— Task item —
Beneath this line are the data; copy exactly the part of them that opens with the line containing "19.1 | -8.48 |" and closes with the line containing "The workflow started", and only that part.

— The data —
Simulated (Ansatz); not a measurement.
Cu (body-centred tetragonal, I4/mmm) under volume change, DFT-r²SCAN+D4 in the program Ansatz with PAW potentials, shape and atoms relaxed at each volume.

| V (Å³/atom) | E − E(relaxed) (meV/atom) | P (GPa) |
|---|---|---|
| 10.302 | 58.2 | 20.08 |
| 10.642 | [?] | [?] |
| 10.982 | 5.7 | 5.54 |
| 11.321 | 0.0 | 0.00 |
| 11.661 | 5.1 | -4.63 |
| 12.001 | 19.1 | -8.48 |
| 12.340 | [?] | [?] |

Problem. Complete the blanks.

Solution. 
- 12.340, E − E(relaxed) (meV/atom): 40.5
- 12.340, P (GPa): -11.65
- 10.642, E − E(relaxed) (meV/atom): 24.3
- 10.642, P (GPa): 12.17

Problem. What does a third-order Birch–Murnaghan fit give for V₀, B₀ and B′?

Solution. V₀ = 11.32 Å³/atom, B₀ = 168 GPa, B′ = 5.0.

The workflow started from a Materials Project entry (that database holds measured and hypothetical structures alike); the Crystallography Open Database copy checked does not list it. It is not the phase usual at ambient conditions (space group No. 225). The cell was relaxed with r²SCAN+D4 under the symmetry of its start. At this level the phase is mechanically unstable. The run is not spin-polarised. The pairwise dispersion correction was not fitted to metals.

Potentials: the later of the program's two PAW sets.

— Reply —
| 12.001 | 19.1 | -8.48 |
| 12.340 | [?] | [?] |

Problem. Complete the blanks.

Solution. 
- 12.340, E − E(relaxed) (meV/atom): 40.5
- 12.340, P (GPa): -11.65
- 10.642, E − E(relaxed) (meV/atom): 24.3
- 10.642, P (GPa): 12.17

Problem. What does a third-order Birch–Murnaghan fit give for V₀, B₀ and B′?

Solution. V₀ = 11.32 Å³/atom, B₀ = 168 GPa, B′ = 5.0.

The workflow started from a Materials Project entry (that database holds measured and hypothetical structures alike); the Crystallography Open Database copy checked does not list it. It is not the phase usual at ambient conditions (space group No. 225). The cell was relaxed with r²SCAN+D4 under the symmetry of its start. At this level the phase is mechanically unstable. The run is not spin-polarised. The pairwise dispersion correction was not fitted to metals.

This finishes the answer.